| INFORMATION GIVEN |
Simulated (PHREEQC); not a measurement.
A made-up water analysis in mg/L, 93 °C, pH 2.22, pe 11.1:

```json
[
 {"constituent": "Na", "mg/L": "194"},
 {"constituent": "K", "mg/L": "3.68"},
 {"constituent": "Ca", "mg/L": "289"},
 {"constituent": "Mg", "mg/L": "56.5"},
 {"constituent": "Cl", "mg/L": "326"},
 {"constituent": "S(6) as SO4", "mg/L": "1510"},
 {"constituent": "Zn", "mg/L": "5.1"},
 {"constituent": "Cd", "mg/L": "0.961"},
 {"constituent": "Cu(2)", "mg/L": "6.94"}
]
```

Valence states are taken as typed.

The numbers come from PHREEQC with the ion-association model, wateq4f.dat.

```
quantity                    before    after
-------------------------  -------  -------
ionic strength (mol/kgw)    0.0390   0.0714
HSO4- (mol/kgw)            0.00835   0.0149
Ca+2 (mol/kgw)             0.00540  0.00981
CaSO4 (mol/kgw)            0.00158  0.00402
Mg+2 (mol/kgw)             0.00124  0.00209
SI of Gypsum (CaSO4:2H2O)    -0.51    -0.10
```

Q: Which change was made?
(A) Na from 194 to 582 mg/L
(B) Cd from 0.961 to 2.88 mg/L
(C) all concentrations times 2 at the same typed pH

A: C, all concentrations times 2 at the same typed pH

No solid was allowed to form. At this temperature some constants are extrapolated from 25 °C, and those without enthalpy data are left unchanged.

| BRIEF |
Output exactly the span of lines beginning at the first line of the records and ending at the line that holds "A: C, all concentrations", inclusive, with no other text.

| RESPONSE |
Simulated (PHREEQC); not a measurement.
A made-up water analysis in mg/L, 93 °C, pH 2.22, pe 11.1:

```json
[
 {"constituent": "Na", "mg/L": "194"},
 {"constituent": "K", "mg/L": "3.68"},
 {"constituent": "Ca", "mg/L": "289"},
 {"constituent": "Mg", "mg/L": "56.5"},
 {"constituent": "Cl", "mg/L": "326"},
 {"constituent": "S(6) as SO4", "mg/L": "1510"},
 {"constituent": "Zn", "mg/L": "5.1"},
 {"constituent": "Cd", "mg/L": "0.961"},
 {"constituent": "Cu(2)", "mg/L": "6.94"}
]
```

Valence states are taken as typed.

The numbers come from PHREEQC with the ion-association model, wateq4f.dat.

```
quantity                    before    after
-------------------------  -------  -------
ionic strength (mol/kgw)    0.0390   0.0714
HSO4- (mol/kgw)            0.00835   0.0149
Ca+2 (mol/kgw)             0.00540  0.00981
CaSO4 (mol/kgw)            0.00158  0.00402
Mg+2 (mol/kgw)             0.00124  0.00209
SI of Gypsum (CaSO4:2H2O)    -0.51    -0.10
```

Q: Which change was made?
(A) Na from 194 to 582 mg/L
(B) Cd from 0.961 to 2.88 mg/L
(C) all concentrations times 2 at the same typed pH

A: C, all concentrations times 2 at the same typed pH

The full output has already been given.